ASSIGNMENT
When you reach the line containing "Pressure | -6.6 GPa |" in the entries below, start writing out each line exactly, and stop after the line containing "Run time: 81".

┌────────
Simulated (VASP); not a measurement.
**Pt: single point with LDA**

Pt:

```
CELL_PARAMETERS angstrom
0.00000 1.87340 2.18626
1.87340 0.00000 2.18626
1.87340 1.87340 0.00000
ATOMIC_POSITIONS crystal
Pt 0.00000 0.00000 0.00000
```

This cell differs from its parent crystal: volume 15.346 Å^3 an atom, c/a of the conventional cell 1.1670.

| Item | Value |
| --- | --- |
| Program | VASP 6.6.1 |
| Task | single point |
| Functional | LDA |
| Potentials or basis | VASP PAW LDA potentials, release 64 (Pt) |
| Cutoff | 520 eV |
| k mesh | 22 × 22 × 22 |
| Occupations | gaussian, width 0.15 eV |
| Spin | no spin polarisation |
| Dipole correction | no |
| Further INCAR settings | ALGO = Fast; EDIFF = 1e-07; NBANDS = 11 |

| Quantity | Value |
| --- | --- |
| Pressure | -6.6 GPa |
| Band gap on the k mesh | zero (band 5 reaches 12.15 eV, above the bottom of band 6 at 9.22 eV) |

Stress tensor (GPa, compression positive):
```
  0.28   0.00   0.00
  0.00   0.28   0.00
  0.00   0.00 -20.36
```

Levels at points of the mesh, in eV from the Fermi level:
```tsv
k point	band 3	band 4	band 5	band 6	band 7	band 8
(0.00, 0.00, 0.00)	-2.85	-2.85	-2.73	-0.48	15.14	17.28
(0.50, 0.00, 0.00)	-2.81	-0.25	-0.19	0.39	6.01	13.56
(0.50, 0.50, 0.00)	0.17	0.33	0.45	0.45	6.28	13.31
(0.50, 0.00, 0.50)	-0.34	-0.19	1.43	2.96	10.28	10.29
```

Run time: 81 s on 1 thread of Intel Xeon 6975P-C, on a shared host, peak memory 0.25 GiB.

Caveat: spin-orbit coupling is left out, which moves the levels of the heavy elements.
└────────

TASK OUTPUT
| Pressure | -6.6 GPa |
| Band gap on the k mesh | zero (band 5 reaches 12.15 eV, above the bottom of band 6 at 9.22 eV) |

Stress tensor (GPa, compression positive):
```
  0.28   0.00   0.00
  0.00   0.28   0.00
  0.00   0.00 -20.36
```

Levels at points of the mesh, in eV from the Fermi level:
```tsv
k point	band 3	band 4	band 5	band 6	band 7	band 8
(0.00, 0.00, 0.00)	-2.85	-2.85	-2.73	-0.48	15.14	17.28
(0.50, 0.00, 0.00)	-2.81	-0.25	-0.19	0.39	6.01	13.56
(0.50, 0.50, 0.00)	0.17	0.33	0.45	0.45	6.28	13.31
(0.50, 0.00, 0.50)	-0.34	-0.19	1.43	2.96	10.28	10.29
```

Run time: 81 s on 1 thread of Intel Xeon 6975P-C, on a shared host, peak memory 0.25 GiB.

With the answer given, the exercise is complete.